● **WORK INSTRUCTION**
The answer must be an exact reproduction of the lines from the start of the records below through the line containing "74590 | 82850 |", and nothing more.

======== EXCERPTED RECORDS

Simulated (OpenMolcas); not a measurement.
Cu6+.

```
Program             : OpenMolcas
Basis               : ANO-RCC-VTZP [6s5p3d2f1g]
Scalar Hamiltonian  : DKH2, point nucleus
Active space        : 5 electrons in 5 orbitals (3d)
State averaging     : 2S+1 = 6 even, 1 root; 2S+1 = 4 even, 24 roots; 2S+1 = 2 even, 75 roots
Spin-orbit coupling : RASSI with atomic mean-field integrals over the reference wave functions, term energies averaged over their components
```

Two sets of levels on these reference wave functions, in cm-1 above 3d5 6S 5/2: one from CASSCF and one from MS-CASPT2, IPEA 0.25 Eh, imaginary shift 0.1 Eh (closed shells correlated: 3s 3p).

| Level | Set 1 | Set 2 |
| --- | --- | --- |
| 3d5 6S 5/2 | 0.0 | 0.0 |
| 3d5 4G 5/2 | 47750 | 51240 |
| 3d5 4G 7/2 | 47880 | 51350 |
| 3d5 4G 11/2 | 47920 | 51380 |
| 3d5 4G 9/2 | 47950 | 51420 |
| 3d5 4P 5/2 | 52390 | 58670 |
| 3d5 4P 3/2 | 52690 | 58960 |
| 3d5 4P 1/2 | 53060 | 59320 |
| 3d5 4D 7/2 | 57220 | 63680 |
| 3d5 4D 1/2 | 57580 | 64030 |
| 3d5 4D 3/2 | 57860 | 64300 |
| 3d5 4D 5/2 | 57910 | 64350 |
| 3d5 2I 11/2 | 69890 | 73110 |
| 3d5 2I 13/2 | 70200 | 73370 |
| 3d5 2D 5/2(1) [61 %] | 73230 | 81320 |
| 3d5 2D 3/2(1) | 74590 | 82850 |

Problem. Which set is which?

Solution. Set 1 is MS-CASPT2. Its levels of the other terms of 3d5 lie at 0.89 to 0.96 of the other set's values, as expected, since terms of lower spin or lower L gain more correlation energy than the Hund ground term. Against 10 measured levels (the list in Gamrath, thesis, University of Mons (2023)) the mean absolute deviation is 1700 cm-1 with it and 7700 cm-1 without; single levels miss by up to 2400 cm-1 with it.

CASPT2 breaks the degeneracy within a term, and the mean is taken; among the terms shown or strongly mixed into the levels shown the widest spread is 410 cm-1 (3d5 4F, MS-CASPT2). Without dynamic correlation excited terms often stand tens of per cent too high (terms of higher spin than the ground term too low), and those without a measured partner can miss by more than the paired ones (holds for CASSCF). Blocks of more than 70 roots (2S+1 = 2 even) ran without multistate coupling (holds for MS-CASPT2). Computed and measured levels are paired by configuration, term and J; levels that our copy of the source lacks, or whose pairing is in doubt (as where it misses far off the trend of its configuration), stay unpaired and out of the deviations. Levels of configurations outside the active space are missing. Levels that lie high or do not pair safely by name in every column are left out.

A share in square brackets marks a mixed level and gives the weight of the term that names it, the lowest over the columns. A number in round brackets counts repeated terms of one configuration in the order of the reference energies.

================

● **EXERCISE OUTPUT**
Simulated (OpenMolcas); not a measurement.
Cu6+.

```
Program             : OpenMolcas
Basis               : ANO-RCC-VTZP [6s5p3d2f1g]
Scalar Hamiltonian  : DKH2, point nucleus
Active space        : 5 electrons in 5 orbitals (3d)
State averaging     : 2S+1 = 6 even, 1 root; 2S+1 = 4 even, 24 roots; 2S+1 = 2 even, 75 roots
Spin-orbit coupling : RASSI with atomic mean-field integrals over the reference wave functions, term energies averaged over their components
```

Two sets of levels on these reference wave functions, in cm-1 above 3d5 6S 5/2: one from CASSCF and one from MS-CASPT2, IPEA 0.25 Eh, imaginary shift 0.1 Eh (closed shells correlated: 3s 3p).

| Level | Set 1 | Set 2 |
| --- | --- | --- |
| 3d5 6S 5/2 | 0.0 | 0.0 |
| 3d5 4G 5/2 | 47750 | 51240 |
| 3d5 4G 7/2 | 47880 | 51350 |
| 3d5 4G 11/2 | 47920 | 51380 |
| 3d5 4G 9/2 | 47950 | 51420 |
| 3d5 4P 5/2 | 52390 | 58670 |
| 3d5 4P 3/2 | 52690 | 58960 |
| 3d5 4P 1/2 | 53060 | 59320 |
| 3d5 4D 7/2 | 57220 | 63680 |
| 3d5 4D 1/2 | 57580 | 64030 |
| 3d5 4D 3/2 | 57860 | 64300 |
| 3d5 4D 5/2 | 57910 | 64350 |
| 3d5 2I 11/2 | 69890 | 73110 |
| 3d5 2I 13/2 | 70200 | 73370 |
| 3d5 2D 5/2(1) [61 %] | 73230 | 81320 |
| 3d5 2D 3/2(1) | 74590 | 82850 |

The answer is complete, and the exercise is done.